→ Work request
All of the entries should be written out again exactly.

→ Data section
┄┄┄┄┄┄

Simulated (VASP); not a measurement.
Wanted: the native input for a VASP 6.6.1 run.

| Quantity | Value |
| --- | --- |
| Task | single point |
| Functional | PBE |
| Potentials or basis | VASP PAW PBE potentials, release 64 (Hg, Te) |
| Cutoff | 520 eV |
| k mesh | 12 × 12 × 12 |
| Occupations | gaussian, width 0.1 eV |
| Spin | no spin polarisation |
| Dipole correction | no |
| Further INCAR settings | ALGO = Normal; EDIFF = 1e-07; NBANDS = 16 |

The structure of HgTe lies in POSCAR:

┄┄┄┄┄┄

→ Task output
Simulated (VASP); not a measurement.
Wanted: the native input for a VASP 6.6.1 run.

| Quantity | Value |
| --- | --- |
| Task | single point |
| Functional | PBE |
| Potentials or basis | VASP PAW PBE potentials, release 64 (Hg, Te) |
| Cutoff | 520 eV |
| k mesh | 12 × 12 × 12 |
| Occupations | gaussian, width 0.1 eV |
| Spin | no spin polarisation |
| Dipole correction | no |
| Further INCAR settings | ALGO = Normal; EDIFF = 1e-07; NBANDS = 16 |

The structure of HgTe lies in POSCAR:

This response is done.